WORK REQUEST
Output the listing in full. Every line stays exactly as it is.

GIVEN RECORDS
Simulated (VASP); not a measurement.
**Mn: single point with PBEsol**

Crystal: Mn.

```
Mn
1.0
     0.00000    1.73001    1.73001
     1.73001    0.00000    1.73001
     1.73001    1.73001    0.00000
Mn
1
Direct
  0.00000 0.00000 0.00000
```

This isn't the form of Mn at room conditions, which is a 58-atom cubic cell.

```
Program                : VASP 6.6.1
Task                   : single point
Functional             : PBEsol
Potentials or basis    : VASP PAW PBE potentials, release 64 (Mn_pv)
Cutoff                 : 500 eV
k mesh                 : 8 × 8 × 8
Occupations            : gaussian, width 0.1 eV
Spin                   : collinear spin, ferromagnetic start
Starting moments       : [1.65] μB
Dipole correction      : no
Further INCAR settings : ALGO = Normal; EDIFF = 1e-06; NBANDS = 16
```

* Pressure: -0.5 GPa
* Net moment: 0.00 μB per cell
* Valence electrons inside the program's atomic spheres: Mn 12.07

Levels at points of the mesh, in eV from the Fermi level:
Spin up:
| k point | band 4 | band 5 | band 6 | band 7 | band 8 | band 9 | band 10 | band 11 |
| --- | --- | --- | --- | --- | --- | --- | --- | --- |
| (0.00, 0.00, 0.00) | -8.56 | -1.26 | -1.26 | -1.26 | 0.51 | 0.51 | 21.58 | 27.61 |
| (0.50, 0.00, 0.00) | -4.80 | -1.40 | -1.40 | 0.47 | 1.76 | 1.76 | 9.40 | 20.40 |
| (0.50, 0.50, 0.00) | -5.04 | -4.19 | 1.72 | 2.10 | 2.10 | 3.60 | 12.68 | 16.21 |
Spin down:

TASK OUTPUT
Simulated (VASP); not a measurement.
**Mn: single point with PBEsol**

Crystal: Mn.

```
Mn
1.0
     0.00000    1.73001    1.73001
     1.73001    0.00000    1.73001
     1.73001    1.73001    0.00000
Mn
1
Direct
  0.00000 0.00000 0.00000
```

This isn't the form of Mn at room conditions, which is a 58-atom cubic cell.

```
Program                : VASP 6.6.1
Task                   : single point
Functional             : PBEsol
Potentials or basis    : VASP PAW PBE potentials, release 64 (Mn_pv)
Cutoff                 : 500 eV
k mesh                 : 8 × 8 × 8
Occupations            : gaussian, width 0.1 eV
Spin                   : collinear spin, ferromagnetic start
Starting moments       : [1.65] μB
Dipole correction      : no
Further INCAR settings : ALGO = Normal; EDIFF = 1e-06; NBANDS = 16
```

* Pressure: -0.5 GPa
* Net moment: 0.00 μB per cell
* Valence electrons inside the program's atomic spheres: Mn 12.07

Levels at points of the mesh, in eV from the Fermi level:
Spin up:
| k point | band 4 | band 5 | band 6 | band 7 | band 8 | band 9 | band 10 | band 11 |
| --- | --- | --- | --- | --- | --- | --- | --- | --- |
| (0.00, 0.00, 0.00) | -8.56 | -1.26 | -1.26 | -1.26 | 0.51 | 0.51 | 21.58 | 27.61 |
| (0.50, 0.00, 0.00) | -4.80 | -1.40 | -1.40 | 0.47 | 1.76 | 1.76 | 9.40 | 20.40 |
| (0.50, 0.50, 0.00) | -5.04 | -4.19 | 1.72 | 2.10 | 2.10 | 3.60 | 12.68 | 16.21 |
Spin down:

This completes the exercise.